[REQUIREMENT]
The listing that follows is to be repeated exactly.

___ RECORD SET ___

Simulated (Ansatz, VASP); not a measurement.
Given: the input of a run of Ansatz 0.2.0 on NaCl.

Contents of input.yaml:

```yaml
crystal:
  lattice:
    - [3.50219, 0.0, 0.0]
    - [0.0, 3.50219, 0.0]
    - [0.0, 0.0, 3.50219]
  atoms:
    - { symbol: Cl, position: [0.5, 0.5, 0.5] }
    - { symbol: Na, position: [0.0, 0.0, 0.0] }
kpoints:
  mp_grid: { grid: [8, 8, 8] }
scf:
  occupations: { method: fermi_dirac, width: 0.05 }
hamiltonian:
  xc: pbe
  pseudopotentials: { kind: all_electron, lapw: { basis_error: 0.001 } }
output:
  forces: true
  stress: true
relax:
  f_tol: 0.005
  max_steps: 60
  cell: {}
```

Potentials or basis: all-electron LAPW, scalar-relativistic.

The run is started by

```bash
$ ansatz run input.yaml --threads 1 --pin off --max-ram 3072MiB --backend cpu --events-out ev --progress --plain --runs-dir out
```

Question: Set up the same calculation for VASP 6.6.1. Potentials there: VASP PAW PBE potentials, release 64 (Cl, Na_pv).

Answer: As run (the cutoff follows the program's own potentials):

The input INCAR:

___

[RESPONSE]
Simulated (Ansatz, VASP); not a measurement.
Given: the input of a run of Ansatz 0.2.0 on NaCl.

Contents of input.yaml:

```yaml
crystal:
  lattice:
    - [3.50219, 0.0, 0.0]
    - [0.0, 3.50219, 0.0]
    - [0.0, 0.0, 3.50219]
  atoms:
    - { symbol: Cl, position: [0.5, 0.5, 0.5] }
    - { symbol: Na, position: [0.0, 0.0, 0.0] }
kpoints:
  mp_grid: { grid: [8, 8, 8] }
scf:
  occupations: { method: fermi_dirac, width: 0.05 }
hamiltonian:
  xc: pbe
  pseudopotentials: { kind: all_electron, lapw: { basis_error: 0.001 } }
output:
  forces: true
  stress: true
relax:
  f_tol: 0.005
  max_steps: 60
  cell: {}
```

Potentials or basis: all-electron LAPW, scalar-relativistic.

The run is started by

```bash
$ ansatz run input.yaml --threads 1 --pin off --max-ram 3072MiB --backend cpu --events-out ev --progress --plain --runs-dir out
```

Question: Set up the same calculation for VASP 6.6.1. Potentials there: VASP PAW PBE potentials, release 64 (Cl, Na_pv).

Answer: As run (the cutoff follows the program's own potentials):

The input INCAR:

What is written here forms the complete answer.